- _EXERCISE_
The data below is to be output in full, unchanged.

*** Opening RECORDS PROVIDED ***

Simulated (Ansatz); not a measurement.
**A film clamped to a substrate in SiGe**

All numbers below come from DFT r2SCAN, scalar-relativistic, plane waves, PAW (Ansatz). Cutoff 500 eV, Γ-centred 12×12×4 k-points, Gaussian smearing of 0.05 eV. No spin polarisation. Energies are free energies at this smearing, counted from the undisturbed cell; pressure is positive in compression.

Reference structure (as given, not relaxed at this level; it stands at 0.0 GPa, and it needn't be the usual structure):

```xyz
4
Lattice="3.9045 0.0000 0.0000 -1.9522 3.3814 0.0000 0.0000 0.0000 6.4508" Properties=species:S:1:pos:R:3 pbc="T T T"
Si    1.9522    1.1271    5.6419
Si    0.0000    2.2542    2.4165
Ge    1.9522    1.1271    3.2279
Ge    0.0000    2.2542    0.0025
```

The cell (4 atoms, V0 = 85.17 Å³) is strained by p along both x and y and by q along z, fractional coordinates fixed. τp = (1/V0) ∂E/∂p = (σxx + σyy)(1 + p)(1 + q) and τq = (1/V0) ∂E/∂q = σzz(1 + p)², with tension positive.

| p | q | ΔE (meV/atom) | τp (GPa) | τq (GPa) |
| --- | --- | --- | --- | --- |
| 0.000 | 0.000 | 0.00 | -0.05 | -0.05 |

*** Closing RECORDS PROVIDED ***

- _EXERCISE RESPONSE_
Simulated (Ansatz); not a measurement.
**A film clamped to a substrate in SiGe**

All numbers below come from DFT r2SCAN, scalar-relativistic, plane waves, PAW (Ansatz). Cutoff 500 eV, Γ-centred 12×12×4 k-points, Gaussian smearing of 0.05 eV. No spin polarisation. Energies are free energies at this smearing, counted from the undisturbed cell; pressure is positive in compression.

Reference structure (as given, not relaxed at this level; it stands at 0.0 GPa, and it needn't be the usual structure):

```xyz
4
Lattice="3.9045 0.0000 0.0000 -1.9522 3.3814 0.0000 0.0000 0.0000 6.4508" Properties=species:S:1:pos:R:3 pbc="T T T"
Si    1.9522    1.1271    5.6419
Si    0.0000    2.2542    2.4165
Ge    1.9522    1.1271    3.2279
Ge    0.0000    2.2542    0.0025
```

The cell (4 atoms, V0 = 85.17 Å³) is strained by p along both x and y and by q along z, fractional coordinates fixed. τp = (1/V0) ∂E/∂p = (σxx + σyy)(1 + p)(1 + q) and τq = (1/V0) ∂E/∂q = σzz(1 + p)², with tension positive.

| p | q | ΔE (meV/atom) | τp (GPa) | τq (GPa) |
| --- | --- | --- | --- | --- |
| 0.000 | 0.000 | 0.00 | -0.05 | -0.05 |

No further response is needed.